# Action item
The line containing "H19 on Si6)" marks the end, so write out exactly every line from the top of the entries below through that one.

# Extracted entries
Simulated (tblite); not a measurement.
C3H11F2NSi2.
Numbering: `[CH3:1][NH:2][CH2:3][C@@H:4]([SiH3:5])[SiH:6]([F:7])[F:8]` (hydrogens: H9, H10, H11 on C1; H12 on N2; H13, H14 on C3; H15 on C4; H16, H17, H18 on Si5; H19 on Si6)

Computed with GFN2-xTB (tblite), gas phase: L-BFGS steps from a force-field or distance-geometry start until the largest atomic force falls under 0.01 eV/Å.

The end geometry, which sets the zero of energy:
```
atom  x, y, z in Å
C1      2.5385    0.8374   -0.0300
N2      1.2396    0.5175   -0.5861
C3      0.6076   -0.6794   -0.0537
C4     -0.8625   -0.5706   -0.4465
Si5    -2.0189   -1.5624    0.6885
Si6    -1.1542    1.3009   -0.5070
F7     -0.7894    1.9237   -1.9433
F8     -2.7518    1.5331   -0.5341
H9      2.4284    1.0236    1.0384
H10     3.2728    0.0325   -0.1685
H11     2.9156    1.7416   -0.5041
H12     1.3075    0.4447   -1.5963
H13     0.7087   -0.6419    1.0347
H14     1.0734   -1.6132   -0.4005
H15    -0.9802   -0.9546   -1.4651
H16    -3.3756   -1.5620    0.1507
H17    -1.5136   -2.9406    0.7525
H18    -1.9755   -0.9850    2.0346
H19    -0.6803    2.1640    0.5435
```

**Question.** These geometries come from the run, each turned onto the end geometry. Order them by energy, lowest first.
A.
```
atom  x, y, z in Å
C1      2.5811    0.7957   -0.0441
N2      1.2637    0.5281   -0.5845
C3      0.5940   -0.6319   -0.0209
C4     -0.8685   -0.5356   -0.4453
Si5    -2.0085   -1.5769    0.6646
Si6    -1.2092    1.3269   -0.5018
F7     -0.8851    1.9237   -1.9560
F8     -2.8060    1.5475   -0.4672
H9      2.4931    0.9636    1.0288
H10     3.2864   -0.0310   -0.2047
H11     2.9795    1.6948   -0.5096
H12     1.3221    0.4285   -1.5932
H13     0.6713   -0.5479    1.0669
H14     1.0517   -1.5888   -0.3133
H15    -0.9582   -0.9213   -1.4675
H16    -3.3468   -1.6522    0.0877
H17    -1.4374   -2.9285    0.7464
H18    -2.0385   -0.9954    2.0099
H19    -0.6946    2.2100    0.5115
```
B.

# Exercise result
Simulated (tblite); not a measurement.
C3H11F2NSi2.
Numbering: `[CH3:1][NH:2][CH2:3][C@@H:4]([SiH3:5])[SiH:6]([F:7])[F:8]` (hydrogens: H9, H10, H11 on C1; H12 on N2; H13, H14 on C3; H15 on C4; H16, H17, H18 on Si5; H19 on Si6)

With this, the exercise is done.